====
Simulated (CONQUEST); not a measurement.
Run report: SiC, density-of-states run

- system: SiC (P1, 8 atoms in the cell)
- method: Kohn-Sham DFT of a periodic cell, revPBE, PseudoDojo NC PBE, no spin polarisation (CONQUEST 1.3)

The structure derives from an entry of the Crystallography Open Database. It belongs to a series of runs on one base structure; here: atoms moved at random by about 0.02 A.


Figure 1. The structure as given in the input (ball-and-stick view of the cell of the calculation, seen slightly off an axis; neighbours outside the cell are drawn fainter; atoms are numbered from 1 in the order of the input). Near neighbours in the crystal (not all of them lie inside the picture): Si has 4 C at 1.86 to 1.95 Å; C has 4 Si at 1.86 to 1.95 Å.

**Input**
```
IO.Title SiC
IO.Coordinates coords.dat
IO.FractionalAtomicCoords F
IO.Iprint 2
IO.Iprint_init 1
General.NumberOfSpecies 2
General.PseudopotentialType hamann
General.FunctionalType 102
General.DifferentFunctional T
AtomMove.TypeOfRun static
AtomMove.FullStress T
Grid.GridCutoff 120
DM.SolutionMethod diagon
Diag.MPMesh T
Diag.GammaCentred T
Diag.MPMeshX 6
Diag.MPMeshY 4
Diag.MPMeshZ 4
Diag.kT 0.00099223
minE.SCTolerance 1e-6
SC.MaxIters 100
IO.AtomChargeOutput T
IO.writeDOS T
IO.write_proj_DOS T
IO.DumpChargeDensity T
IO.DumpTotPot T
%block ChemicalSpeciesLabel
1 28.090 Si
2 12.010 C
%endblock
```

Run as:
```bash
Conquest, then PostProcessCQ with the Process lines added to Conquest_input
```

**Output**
====

Task item:
Type the records out again. Match them exactly.

Worked solution:
Simulated (CONQUEST); not a measurement.
Run report: SiC, density-of-states run

- system: SiC (P1, 8 atoms in the cell)
- method: Kohn-Sham DFT of a periodic cell, revPBE, PseudoDojo NC PBE, no spin polarisation (CONQUEST 1.3)

The structure derives from an entry of the Crystallography Open Database. It belongs to a series of runs on one base structure; here: atoms moved at random by about 0.02 A.


Figure 1. The structure as given in the input (ball-and-stick view of the cell of the calculation, seen slightly off an axis; neighbours outside the cell are drawn fainter; atoms are numbered from 1 in the order of the input). Near neighbours in the crystal (not all of them lie inside the picture): Si has 4 C at 1.86 to 1.95 Å; C has 4 Si at 1.86 to 1.95 Å.

**Input**
```
IO.Title SiC
IO.Coordinates coords.dat
IO.FractionalAtomicCoords F
IO.Iprint 2
IO.Iprint_init 1
General.NumberOfSpecies 2
General.PseudopotentialType hamann
General.FunctionalType 102
General.DifferentFunctional T
AtomMove.TypeOfRun static
AtomMove.FullStress T
Grid.GridCutoff 120
DM.SolutionMethod diagon
Diag.MPMesh T
Diag.GammaCentred T
Diag.MPMeshX 6
Diag.MPMeshY 4
Diag.MPMeshZ 4
Diag.kT 0.00099223
minE.SCTolerance 1e-6
SC.MaxIters 100
IO.AtomChargeOutput T
IO.writeDOS T
IO.write_proj_DOS T
IO.DumpChargeDensity T
IO.DumpTotPot T
%block ChemicalSpeciesLabel
1 28.090 Si
2 12.010 C
%endblock
```

Run as:
```bash
Conquest, then PostProcessCQ with the Process lines added to Conquest_input
```

**Output**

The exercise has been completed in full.